(Extracted material)
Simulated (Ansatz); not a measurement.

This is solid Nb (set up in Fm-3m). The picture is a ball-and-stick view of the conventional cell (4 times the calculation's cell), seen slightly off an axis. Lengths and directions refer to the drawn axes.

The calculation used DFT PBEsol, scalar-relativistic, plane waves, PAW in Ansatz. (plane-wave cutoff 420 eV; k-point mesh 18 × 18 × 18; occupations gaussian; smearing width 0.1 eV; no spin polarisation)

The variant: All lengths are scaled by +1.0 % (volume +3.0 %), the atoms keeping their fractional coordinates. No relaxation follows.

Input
(End Extracted material)

**Requirement:** Return all the lines above exactly as given.

**Written reply:**
Simulated (Ansatz); not a measurement.

This is solid Nb (set up in Fm-3m). The picture is a ball-and-stick view of the conventional cell (4 times the calculation's cell), seen slightly off an axis. Lengths and directions refer to the drawn axes.

The calculation used DFT PBEsol, scalar-relativistic, plane waves, PAW in Ansatz. (plane-wave cutoff 420 eV; k-point mesh 18 × 18 × 18; occupations gaussian; smearing width 0.1 eV; no spin polarisation)

The variant: All lengths are scaled by +1.0 % (volume +3.0 %), the atoms keeping their fractional coordinates. No relaxation follows.

Input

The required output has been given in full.